* **SUPPLIED INFORMATION**
********
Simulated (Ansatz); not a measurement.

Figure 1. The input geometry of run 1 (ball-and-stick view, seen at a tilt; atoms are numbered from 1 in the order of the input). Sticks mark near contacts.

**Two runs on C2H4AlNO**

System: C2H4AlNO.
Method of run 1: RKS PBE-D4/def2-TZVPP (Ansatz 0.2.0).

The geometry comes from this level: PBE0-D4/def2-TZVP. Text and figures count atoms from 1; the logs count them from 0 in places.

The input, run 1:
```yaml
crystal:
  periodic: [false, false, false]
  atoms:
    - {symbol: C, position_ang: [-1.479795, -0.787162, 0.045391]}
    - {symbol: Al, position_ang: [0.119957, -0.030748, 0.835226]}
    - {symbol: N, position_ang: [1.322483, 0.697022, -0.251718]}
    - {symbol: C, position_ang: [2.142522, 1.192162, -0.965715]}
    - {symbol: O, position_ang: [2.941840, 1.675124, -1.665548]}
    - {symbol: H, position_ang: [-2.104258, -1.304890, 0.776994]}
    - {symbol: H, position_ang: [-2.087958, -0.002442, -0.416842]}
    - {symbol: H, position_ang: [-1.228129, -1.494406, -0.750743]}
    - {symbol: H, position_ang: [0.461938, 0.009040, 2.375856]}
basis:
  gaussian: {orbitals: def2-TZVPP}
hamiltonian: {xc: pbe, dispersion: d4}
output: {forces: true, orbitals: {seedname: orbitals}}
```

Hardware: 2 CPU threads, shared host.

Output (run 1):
********

* **WORK ORDER**
Beginning with the line holding "The geometry comes" and ending with the line holding "Hardware: 2 CPU threads, shared host.", write out the stretch of material above exactly; add no further lines.

* **WORKED SOLUTION**
The geometry comes from this level: PBE0-D4/def2-TZVP. Text and figures count atoms from 1; the logs count them from 0 in places.

The input, run 1:
```yaml
crystal:
  periodic: [false, false, false]
  atoms:
    - {symbol: C, position_ang: [-1.479795, -0.787162, 0.045391]}
    - {symbol: Al, position_ang: [0.119957, -0.030748, 0.835226]}
    - {symbol: N, position_ang: [1.322483, 0.697022, -0.251718]}
    - {symbol: C, position_ang: [2.142522, 1.192162, -0.965715]}
    - {symbol: O, position_ang: [2.941840, 1.675124, -1.665548]}
    - {symbol: H, position_ang: [-2.104258, -1.304890, 0.776994]}
    - {symbol: H, position_ang: [-2.087958, -0.002442, -0.416842]}
    - {symbol: H, position_ang: [-1.228129, -1.494406, -0.750743]}
    - {symbol: H, position_ang: [0.461938, 0.009040, 2.375856]}
basis:
  gaussian: {orbitals: def2-TZVPP}
hamiltonian: {xc: pbe, dispersion: d4}
output: {forces: true, orbitals: {seedname: orbitals}}
```

Hardware: 2 CPU threads, shared host.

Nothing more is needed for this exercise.